→ WORK REQUEST: Every line of the material is to be given again exactly.

----------

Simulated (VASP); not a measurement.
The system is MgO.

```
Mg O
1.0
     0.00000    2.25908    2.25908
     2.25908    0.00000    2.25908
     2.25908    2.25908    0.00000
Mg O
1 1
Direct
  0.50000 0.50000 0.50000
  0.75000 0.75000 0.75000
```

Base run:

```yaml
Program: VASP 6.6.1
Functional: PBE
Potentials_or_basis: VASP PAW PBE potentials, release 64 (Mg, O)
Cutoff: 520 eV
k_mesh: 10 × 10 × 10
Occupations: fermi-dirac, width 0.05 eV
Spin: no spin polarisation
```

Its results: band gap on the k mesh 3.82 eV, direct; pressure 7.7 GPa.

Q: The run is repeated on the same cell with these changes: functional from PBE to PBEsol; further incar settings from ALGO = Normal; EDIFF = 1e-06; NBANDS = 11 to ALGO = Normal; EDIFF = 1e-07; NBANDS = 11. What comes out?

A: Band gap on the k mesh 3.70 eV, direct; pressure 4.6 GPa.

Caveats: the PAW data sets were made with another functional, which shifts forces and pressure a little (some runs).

----------

→ EXERCISE RESPONSE:
Simulated (VASP); not a measurement.
The system is MgO.

```
Mg O
1.0
     0.00000    2.25908    2.25908
     2.25908    0.00000    2.25908
     2.25908    2.25908    0.00000
Mg O
1 1
Direct
  0.50000 0.50000 0.50000
  0.75000 0.75000 0.75000
```

Base run:

```yaml
Program: VASP 6.6.1
Functional: PBE
Potentials_or_basis: VASP PAW PBE potentials, release 64 (Mg, O)
Cutoff: 520 eV
k_mesh: 10 × 10 × 10
Occupations: fermi-dirac, width 0.05 eV
Spin: no spin polarisation
```

Its results: band gap on the k mesh 3.82 eV, direct; pressure 7.7 GPa.

Q: The run is repeated on the same cell with these changes: functional from PBE to PBEsol; further incar settings from ALGO = Normal; EDIFF = 1e-06; NBANDS = 11 to ALGO = Normal; EDIFF = 1e-07; NBANDS = 11. What comes out?

A: Band gap on the k mesh 3.70 eV, direct; pressure 4.6 GPa.

Caveats: the PAW data sets were made with another functional, which shifts forces and pressure a little (some runs).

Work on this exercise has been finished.